> _Work task_
Please quote exactly the lines below from the line containing "Aim: follow C8H7F13O3Si" to the line containing "Bond lengths: O1–Si2", both lines included, and nothing else.

--- Entries supplied Enclosed Below ---

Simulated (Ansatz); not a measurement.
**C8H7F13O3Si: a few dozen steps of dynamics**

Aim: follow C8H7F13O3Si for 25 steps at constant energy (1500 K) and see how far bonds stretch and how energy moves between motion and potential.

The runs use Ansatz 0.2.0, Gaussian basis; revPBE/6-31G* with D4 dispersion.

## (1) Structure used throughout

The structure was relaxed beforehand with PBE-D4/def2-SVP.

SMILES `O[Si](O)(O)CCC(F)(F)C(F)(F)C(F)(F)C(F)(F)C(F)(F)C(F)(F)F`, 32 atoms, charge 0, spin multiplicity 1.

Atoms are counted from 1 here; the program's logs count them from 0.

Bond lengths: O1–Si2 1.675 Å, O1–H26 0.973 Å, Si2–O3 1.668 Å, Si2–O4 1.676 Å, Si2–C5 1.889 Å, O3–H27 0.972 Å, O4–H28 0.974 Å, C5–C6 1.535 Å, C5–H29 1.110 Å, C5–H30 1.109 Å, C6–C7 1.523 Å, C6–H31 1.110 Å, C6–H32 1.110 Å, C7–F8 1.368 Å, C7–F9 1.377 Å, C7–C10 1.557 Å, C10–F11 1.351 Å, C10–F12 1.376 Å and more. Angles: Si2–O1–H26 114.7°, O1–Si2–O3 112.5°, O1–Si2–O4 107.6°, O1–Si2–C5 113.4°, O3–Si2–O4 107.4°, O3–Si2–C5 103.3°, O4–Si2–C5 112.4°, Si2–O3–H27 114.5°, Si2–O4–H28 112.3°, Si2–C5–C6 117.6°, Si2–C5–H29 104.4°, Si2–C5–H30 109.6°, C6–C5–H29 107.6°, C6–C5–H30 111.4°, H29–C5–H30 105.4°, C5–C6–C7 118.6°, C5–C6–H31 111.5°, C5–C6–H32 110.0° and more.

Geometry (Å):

--- End of Enclosed Entries supplied ---

> _Exercise result_
Aim: follow C8H7F13O3Si for 25 steps at constant energy (1500 K) and see how far bonds stretch and how energy moves between motion and potential.

The runs use Ansatz 0.2.0, Gaussian basis; revPBE/6-31G* with D4 dispersion.

## (1) Structure used throughout

The structure was relaxed beforehand with PBE-D4/def2-SVP.

SMILES `O[Si](O)(O)CCC(F)(F)C(F)(F)C(F)(F)C(F)(F)C(F)(F)C(F)(F)F`, 32 atoms, charge 0, spin multiplicity 1.

Atoms are counted from 1 here; the program's logs count them from 0.

Bond lengths: O1–Si2 1.675 Å, O1–H26 0.973 Å, Si2–O3 1.668 Å, Si2–O4 1.676 Å, Si2–C5 1.889 Å, O3–H27 0.972 Å, O4–H28 0.974 Å, C5–C6 1.535 Å, C5–H29 1.110 Å, C5–H30 1.109 Å, C6–C7 1.523 Å, C6–H31 1.110 Å, C6–H32 1.110 Å, C7–F8 1.368 Å, C7–F9 1.377 Å, C7–C10 1.557 Å, C10–F11 1.351 Å, C10–F12 1.376 Å and more. Angles: Si2–O1–H26 114.7°, O1–Si2–O3 112.5°, O1–Si2–O4 107.6°, O1–Si2–C5 113.4°, O3–Si2–O4 107.4°, O3–Si2–C5 103.3°, O4–Si2–C5 112.4°, Si2–O3–H27 114.5°, Si2–O4–H28 112.3°, Si2–C5–C6 117.6°, Si2–C5–H29 104.4°, Si2–C5–H30 109.6°, C6–C5–H29 107.6°, C6–C5–H30 111.4°, H29–C5–H30 105.4°, C5–C6–C7 118.6°, C5–C6–H31 111.5°, C5–C6–H32 110.0° and more.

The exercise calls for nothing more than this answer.